Dataset section start
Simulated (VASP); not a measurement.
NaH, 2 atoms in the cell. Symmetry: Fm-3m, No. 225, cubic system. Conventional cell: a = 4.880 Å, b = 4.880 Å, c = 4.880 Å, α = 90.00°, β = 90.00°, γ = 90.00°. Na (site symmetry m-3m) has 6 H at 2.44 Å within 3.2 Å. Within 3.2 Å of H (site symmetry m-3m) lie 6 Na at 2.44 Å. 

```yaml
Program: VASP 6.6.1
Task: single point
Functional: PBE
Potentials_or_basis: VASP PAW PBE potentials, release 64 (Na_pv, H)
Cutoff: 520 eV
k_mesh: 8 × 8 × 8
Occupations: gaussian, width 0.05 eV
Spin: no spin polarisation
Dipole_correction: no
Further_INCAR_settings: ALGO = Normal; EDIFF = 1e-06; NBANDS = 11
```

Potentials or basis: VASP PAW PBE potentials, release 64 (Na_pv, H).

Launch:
Dataset section end

Action item:
Which lines should be output? Exactly those from the first line of the data through the line containing "Potentials or basis: VASP", inclusive.

Task result:
Simulated (VASP); not a measurement.
NaH, 2 atoms in the cell. Symmetry: Fm-3m, No. 225, cubic system. Conventional cell: a = 4.880 Å, b = 4.880 Å, c = 4.880 Å, α = 90.00°, β = 90.00°, γ = 90.00°. Na (site symmetry m-3m) has 6 H at 2.44 Å within 3.2 Å. Within 3.2 Å of H (site symmetry m-3m) lie 6 Na at 2.44 Å. 

```yaml
Program: VASP 6.6.1
Task: single point
Functional: PBE
Potentials_or_basis: VASP PAW PBE potentials, release 64 (Na_pv, H)
Cutoff: 520 eV
k_mesh: 8 × 8 × 8
Occupations: gaussian, width 0.05 eV
Spin: no spin polarisation
Dipole_correction: no
Further_INCAR_settings: ALGO = Normal; EDIFF = 1e-06; NBANDS = 11
```

Potentials or basis: VASP PAW PBE potentials, release 64 (Na_pv, H).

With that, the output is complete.